» **Task item**
Please retype the listing below exactly, from its opening line through the line where "exchange-correlation grid ratio: 1" appears.

[[ Listed entries, beginning ]]
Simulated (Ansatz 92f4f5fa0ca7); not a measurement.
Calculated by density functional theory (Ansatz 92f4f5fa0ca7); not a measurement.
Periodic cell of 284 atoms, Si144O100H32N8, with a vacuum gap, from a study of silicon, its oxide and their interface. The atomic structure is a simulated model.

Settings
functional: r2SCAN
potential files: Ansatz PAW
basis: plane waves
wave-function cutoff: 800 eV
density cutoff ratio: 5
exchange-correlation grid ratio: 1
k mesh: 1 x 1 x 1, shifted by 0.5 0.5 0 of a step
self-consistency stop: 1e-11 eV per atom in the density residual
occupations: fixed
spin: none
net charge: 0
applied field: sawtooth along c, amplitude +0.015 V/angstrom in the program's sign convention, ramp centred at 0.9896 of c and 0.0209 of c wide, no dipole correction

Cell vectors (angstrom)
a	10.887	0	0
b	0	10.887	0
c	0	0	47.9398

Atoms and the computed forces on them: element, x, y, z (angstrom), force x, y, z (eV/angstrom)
[[ Listed entries, end ]]

» **Answer space**
Simulated (Ansatz 92f4f5fa0ca7); not a measurement.
Calculated by density functional theory (Ansatz 92f4f5fa0ca7); not a measurement.
Periodic cell of 284 atoms, Si144O100H32N8, with a vacuum gap, from a study of silicon, its oxide and their interface. The atomic structure is a simulated model.

Settings
functional: r2SCAN
potential files: Ansatz PAW
basis: plane waves
wave-function cutoff: 800 eV
density cutoff ratio: 5
exchange-correlation grid ratio: 1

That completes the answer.